• Requirement: Find the line in the entries below that contains "Absorber: atom 1, with". Repeat it exactly, and every line after it through the line that contains "0.96 | 0.92 |".

• Material shown:
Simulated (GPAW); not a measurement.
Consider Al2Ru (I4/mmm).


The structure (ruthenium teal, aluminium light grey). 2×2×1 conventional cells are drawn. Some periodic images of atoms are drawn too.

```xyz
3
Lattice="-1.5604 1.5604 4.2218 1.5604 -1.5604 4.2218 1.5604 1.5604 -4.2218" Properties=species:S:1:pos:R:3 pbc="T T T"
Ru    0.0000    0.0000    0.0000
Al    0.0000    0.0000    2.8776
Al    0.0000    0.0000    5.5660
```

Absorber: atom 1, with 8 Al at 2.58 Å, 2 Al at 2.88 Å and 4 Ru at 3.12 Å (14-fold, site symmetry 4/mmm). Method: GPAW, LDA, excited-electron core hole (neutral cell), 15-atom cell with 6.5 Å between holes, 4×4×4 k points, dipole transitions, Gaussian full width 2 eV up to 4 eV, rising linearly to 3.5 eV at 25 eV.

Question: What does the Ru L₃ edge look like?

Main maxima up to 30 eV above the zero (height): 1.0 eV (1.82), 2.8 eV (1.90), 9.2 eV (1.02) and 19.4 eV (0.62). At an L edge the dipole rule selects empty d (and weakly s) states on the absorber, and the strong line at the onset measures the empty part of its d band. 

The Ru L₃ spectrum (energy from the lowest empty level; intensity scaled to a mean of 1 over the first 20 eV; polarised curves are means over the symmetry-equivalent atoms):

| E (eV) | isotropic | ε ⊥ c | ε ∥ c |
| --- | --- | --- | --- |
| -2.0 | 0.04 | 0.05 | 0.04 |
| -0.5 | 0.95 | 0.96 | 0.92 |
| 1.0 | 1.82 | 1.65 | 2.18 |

• Exercise solution:
Absorber: atom 1, with 8 Al at 2.58 Å, 2 Al at 2.88 Å and 4 Ru at 3.12 Å (14-fold, site symmetry 4/mmm). Method: GPAW, LDA, excited-electron core hole (neutral cell), 15-atom cell with 6.5 Å between holes, 4×4×4 k points, dipole transitions, Gaussian full width 2 eV up to 4 eV, rising linearly to 3.5 eV at 25 eV.

Question: What does the Ru L₃ edge look like?

Main maxima up to 30 eV above the zero (height): 1.0 eV (1.82), 2.8 eV (1.90), 9.2 eV (1.02) and 19.4 eV (0.62). At an L edge the dipole rule selects empty d (and weakly s) states on the absorber, and the strong line at the onset measures the empty part of its d band. 

The Ru L₃ spectrum (energy from the lowest empty level; intensity scaled to a mean of 1 over the first 20 eV; polarised curves are means over the symmetry-equivalent atoms):

| E (eV) | isotropic | ε ⊥ c | ε ∥ c |
| --- | --- | --- | --- |
| -2.0 | 0.04 | 0.05 | 0.04 |
| -0.5 | 0.95 | 0.96 | 0.92 |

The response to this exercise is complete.